- [Work request] Each line from the beginning of the entries below through the line that includes "Left out are" must be returned exactly as given.

- [Given data]
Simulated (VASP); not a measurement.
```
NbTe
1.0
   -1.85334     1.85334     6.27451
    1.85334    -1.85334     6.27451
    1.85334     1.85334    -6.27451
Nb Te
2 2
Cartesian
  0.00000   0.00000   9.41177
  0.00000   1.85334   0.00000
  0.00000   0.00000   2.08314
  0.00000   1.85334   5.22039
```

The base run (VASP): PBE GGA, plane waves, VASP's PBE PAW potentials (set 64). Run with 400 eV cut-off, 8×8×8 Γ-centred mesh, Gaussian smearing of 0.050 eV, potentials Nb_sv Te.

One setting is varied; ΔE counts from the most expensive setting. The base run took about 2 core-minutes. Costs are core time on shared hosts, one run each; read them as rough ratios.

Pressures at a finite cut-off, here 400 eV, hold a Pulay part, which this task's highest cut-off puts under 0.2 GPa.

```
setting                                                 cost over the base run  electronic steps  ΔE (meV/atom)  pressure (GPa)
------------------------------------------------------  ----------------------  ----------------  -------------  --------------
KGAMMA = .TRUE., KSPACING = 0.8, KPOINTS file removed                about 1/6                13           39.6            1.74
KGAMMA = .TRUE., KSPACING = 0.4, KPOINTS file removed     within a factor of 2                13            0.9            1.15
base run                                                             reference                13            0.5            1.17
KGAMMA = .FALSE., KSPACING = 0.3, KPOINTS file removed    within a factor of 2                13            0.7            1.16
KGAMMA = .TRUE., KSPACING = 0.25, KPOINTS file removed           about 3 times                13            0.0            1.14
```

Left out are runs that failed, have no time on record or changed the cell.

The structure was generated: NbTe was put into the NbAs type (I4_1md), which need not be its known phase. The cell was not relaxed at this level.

- [Response box]
Simulated (VASP); not a measurement.
```
NbTe
1.0
   -1.85334     1.85334     6.27451
    1.85334    -1.85334     6.27451
    1.85334     1.85334    -6.27451
Nb Te
2 2
Cartesian
  0.00000   0.00000   9.41177
  0.00000   1.85334   0.00000
  0.00000   0.00000   2.08314
  0.00000   1.85334   5.22039
```

The base run (VASP): PBE GGA, plane waves, VASP's PBE PAW potentials (set 64). Run with 400 eV cut-off, 8×8×8 Γ-centred mesh, Gaussian smearing of 0.050 eV, potentials Nb_sv Te.

One setting is varied; ΔE counts from the most expensive setting. The base run took about 2 core-minutes. Costs are core time on shared hosts, one run each; read them as rough ratios.

Pressures at a finite cut-off, here 400 eV, hold a Pulay part, which this task's highest cut-off puts under 0.2 GPa.

```
setting                                                 cost over the base run  electronic steps  ΔE (meV/atom)  pressure (GPa)
------------------------------------------------------  ----------------------  ----------------  -------------  --------------
KGAMMA = .TRUE., KSPACING = 0.8, KPOINTS file removed                about 1/6                13           39.6            1.74
KGAMMA = .TRUE., KSPACING = 0.4, KPOINTS file removed     within a factor of 2                13            0.9            1.15
base run                                                             reference                13            0.5            1.17
KGAMMA = .FALSE., KSPACING = 0.3, KPOINTS file removed    within a factor of 2                13            0.7            1.16
KGAMMA = .TRUE., KSPACING = 0.25, KPOINTS file removed           about 3 times                13            0.0            1.14
```

Left out are runs that failed, have no time on record or changed the cell.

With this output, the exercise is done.